Data records below:

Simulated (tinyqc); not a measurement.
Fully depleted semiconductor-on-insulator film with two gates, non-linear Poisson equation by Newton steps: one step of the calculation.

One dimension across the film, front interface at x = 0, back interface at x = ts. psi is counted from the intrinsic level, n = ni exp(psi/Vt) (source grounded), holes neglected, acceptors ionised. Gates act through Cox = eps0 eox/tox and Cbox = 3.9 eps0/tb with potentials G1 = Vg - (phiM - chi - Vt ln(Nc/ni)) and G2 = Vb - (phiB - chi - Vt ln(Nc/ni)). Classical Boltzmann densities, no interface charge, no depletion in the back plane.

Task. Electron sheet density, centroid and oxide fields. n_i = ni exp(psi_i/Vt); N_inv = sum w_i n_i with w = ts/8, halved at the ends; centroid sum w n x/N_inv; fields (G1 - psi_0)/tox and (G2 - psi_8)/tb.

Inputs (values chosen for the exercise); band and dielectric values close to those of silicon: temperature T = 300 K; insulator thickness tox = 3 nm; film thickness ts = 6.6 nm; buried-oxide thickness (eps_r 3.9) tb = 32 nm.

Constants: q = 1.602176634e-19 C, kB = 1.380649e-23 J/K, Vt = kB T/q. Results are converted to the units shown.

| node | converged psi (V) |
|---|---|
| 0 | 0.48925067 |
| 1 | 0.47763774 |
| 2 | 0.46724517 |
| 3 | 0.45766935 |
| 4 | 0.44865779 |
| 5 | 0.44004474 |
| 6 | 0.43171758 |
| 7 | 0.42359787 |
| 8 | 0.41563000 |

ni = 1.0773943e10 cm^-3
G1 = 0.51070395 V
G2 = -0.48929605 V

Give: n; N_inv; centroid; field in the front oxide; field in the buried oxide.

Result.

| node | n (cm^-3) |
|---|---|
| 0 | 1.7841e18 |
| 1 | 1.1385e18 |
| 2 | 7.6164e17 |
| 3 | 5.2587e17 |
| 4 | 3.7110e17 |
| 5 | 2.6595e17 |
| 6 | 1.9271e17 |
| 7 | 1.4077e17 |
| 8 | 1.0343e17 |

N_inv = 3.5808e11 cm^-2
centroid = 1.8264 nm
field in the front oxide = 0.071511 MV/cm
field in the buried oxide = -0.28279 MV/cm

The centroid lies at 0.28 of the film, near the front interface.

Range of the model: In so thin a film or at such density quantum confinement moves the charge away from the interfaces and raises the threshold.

End of Data records.

Please copy the lines in the records above between the one holding "converged psi (V) |" and the one holding "The centroid lies", inclusive, exactly and with no other line.

Exercise answer:
| node | converged psi (V) |
|---|---|
| 0 | 0.48925067 |
| 1 | 0.47763774 |
| 2 | 0.46724517 |
| 3 | 0.45766935 |
| 4 | 0.44865779 |
| 5 | 0.44004474 |
| 6 | 0.43171758 |
| 7 | 0.42359787 |
| 8 | 0.41563000 |

ni = 1.0773943e10 cm^-3
G1 = 0.51070395 V
G2 = -0.48929605 V

Give: n; N_inv; centroid; field in the front oxide; field in the buried oxide.

Result.

| node | n (cm^-3) |
|---|---|
| 0 | 1.7841e18 |
| 1 | 1.1385e18 |
| 2 | 7.6164e17 |
| 3 | 5.2587e17 |
| 4 | 3.7110e17 |
| 5 | 2.6595e17 |
| 6 | 1.9271e17 |
| 7 | 1.4077e17 |
| 8 | 1.0343e17 |

N_inv = 3.5808e11 cm^-2
centroid = 1.8264 nm
field in the front oxide = 0.071511 MV/cm
field in the buried oxide = -0.28279 MV/cm

The centroid lies at 0.28 of the film, near the front interface.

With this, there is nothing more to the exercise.